→ Input data:
/---
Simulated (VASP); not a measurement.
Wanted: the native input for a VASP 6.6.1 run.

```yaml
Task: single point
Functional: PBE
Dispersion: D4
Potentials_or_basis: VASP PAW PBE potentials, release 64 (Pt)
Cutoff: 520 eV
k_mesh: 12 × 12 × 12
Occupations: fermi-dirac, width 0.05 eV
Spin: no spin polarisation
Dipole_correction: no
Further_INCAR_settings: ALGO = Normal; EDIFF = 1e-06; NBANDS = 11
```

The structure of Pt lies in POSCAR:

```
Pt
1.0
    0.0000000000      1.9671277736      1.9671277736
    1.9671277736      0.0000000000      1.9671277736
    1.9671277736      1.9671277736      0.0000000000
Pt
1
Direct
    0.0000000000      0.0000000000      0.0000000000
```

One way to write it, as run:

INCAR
\---

→ Activity:
Lines from the beginning of the data above through the line containing "One way to write" are to be returned exactly, and no others.

→ Answer section:
Simulated (VASP); not a measurement.
Wanted: the native input for a VASP 6.6.1 run.

```yaml
Task: single point
Functional: PBE
Dispersion: D4
Potentials_or_basis: VASP PAW PBE potentials, release 64 (Pt)
Cutoff: 520 eV
k_mesh: 12 × 12 × 12
Occupations: fermi-dirac, width 0.05 eV
Spin: no spin polarisation
Dipole_correction: no
Further_INCAR_settings: ALGO = Normal; EDIFF = 1e-06; NBANDS = 11
```

The structure of Pt lies in POSCAR:

```
Pt
1.0
    0.0000000000      1.9671277736      1.9671277736
    1.9671277736      0.0000000000      1.9671277736
    1.9671277736      1.9671277736      0.0000000000
Pt
1
Direct
    0.0000000000      0.0000000000      0.0000000000
```

One way to write it, as run:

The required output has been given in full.